#### Source data:

::::::::

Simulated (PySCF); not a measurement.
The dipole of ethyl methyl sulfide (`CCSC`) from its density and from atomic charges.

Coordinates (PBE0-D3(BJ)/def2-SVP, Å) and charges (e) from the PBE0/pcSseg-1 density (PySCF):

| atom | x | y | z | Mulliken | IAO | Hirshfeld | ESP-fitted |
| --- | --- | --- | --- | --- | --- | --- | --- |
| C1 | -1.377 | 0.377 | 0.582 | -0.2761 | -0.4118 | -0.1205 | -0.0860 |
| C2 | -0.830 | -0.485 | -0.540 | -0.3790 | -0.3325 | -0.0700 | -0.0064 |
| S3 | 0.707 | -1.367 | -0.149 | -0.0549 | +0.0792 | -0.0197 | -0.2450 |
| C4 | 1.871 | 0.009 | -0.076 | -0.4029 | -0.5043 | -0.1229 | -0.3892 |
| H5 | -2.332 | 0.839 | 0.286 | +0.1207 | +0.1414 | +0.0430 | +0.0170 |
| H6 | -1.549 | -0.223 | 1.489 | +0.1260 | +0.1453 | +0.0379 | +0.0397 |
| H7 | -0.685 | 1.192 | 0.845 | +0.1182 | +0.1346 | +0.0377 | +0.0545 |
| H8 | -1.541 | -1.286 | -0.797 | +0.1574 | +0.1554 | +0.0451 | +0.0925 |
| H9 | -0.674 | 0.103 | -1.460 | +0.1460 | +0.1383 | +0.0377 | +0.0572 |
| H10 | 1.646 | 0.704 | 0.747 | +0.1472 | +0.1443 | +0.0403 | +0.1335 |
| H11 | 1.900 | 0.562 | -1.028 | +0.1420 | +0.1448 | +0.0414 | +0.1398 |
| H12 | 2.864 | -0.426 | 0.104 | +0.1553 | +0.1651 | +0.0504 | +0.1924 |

::::::::

Write out word for word only the lines from the start of the entries down to the line with "-0.0700 | -0.0064 |", please, including both ends.

#### Exercise solution:
Simulated (PySCF); not a measurement.
The dipole of ethyl methyl sulfide (`CCSC`) from its density and from atomic charges.

Coordinates (PBE0-D3(BJ)/def2-SVP, Å) and charges (e) from the PBE0/pcSseg-1 density (PySCF):

| atom | x | y | z | Mulliken | IAO | Hirshfeld | ESP-fitted |
| --- | --- | --- | --- | --- | --- | --- | --- |
| C1 | -1.377 | 0.377 | 0.582 | -0.2761 | -0.4118 | -0.1205 | -0.0860 |
| C2 | -0.830 | -0.485 | -0.540 | -0.3790 | -0.3325 | -0.0700 | -0.0064 |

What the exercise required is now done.